#### DATA PROVIDED ####

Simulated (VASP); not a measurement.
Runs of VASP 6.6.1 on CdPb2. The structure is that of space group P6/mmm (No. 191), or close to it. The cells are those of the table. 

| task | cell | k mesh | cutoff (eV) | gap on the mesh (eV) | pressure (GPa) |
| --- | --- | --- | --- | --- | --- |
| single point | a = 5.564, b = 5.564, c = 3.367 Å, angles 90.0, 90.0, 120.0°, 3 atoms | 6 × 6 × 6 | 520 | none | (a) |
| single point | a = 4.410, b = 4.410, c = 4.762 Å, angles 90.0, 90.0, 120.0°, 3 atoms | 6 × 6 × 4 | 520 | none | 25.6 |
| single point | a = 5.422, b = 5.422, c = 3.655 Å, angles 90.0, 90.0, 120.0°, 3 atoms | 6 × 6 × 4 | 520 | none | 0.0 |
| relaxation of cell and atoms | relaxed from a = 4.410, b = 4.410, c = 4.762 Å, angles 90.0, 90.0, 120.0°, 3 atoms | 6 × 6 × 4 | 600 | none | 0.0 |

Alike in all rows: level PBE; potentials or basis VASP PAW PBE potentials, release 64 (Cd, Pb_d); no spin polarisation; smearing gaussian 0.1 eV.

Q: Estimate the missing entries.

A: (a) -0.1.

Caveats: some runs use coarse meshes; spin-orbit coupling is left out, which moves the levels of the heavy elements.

####

WORK INSTRUCTION. Each line from the first line of the entries up to and including the line containing "none | (a) |" should be transcribed exactly, with all other lines left out.

RESPONSE.
Simulated (VASP); not a measurement.
Runs of VASP 6.6.1 on CdPb2. The structure is that of space group P6/mmm (No. 191), or close to it. The cells are those of the table. 

| task | cell | k mesh | cutoff (eV) | gap on the mesh (eV) | pressure (GPa) |
| --- | --- | --- | --- | --- | --- |
| single point | a = 5.564, b = 5.564, c = 3.367 Å, angles 90.0, 90.0, 120.0°, 3 atoms | 6 × 6 × 6 | 520 | none | (a) |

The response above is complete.